▶ RECORDS PROVIDED:
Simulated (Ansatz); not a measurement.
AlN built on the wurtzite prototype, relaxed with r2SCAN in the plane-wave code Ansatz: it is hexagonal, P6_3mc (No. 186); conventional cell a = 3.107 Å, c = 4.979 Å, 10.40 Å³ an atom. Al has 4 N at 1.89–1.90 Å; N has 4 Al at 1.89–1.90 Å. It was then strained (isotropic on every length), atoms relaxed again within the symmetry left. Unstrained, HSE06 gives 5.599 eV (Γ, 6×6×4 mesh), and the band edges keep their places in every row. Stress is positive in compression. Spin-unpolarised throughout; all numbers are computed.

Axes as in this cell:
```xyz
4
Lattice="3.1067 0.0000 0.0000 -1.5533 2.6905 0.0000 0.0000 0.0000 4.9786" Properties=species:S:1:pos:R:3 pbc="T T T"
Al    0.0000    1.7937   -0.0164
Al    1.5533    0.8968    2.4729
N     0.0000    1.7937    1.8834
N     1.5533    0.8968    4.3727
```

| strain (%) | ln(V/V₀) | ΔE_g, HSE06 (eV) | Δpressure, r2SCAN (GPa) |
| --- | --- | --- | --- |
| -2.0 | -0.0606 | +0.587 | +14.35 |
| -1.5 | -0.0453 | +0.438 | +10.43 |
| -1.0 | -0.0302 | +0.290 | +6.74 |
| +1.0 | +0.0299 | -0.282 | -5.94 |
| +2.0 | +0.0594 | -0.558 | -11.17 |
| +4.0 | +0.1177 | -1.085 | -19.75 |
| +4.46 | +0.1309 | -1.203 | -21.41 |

▶ BRIEF: Your answer must be the records themselves, output again exactly.

▶ ANSWER BOX:
Simulated (Ansatz); not a measurement.
AlN built on the wurtzite prototype, relaxed with r2SCAN in the plane-wave code Ansatz: it is hexagonal, P6_3mc (No. 186); conventional cell a = 3.107 Å, c = 4.979 Å, 10.40 Å³ an atom. Al has 4 N at 1.89–1.90 Å; N has 4 Al at 1.89–1.90 Å. It was then strained (isotropic on every length), atoms relaxed again within the symmetry left. Unstrained, HSE06 gives 5.599 eV (Γ, 6×6×4 mesh), and the band edges keep their places in every row. Stress is positive in compression. Spin-unpolarised throughout; all numbers are computed.

Axes as in this cell:
```xyz
4
Lattice="3.1067 0.0000 0.0000 -1.5533 2.6905 0.0000 0.0000 0.0000 4.9786" Properties=species:S:1:pos:R:3 pbc="T T T"
Al    0.0000    1.7937   -0.0164
Al    1.5533    0.8968    2.4729
N     0.0000    1.7937    1.8834
N     1.5533    0.8968    4.3727
```

| strain (%) | ln(V/V₀) | ΔE_g, HSE06 (eV) | Δpressure, r2SCAN (GPa) |
| --- | --- | --- | --- |
| -2.0 | -0.0606 | +0.587 | +14.35 |
| -1.5 | -0.0453 | +0.438 | +10.43 |
| -1.0 | -0.0302 | +0.290 | +6.74 |
| +1.0 | +0.0299 | -0.282 | -5.94 |
| +2.0 | +0.0594 | -0.558 | -11.17 |
| +4.0 | +0.1177 | -1.085 | -19.75 |
| +4.46 | +0.1309 | -1.203 | -21.41 |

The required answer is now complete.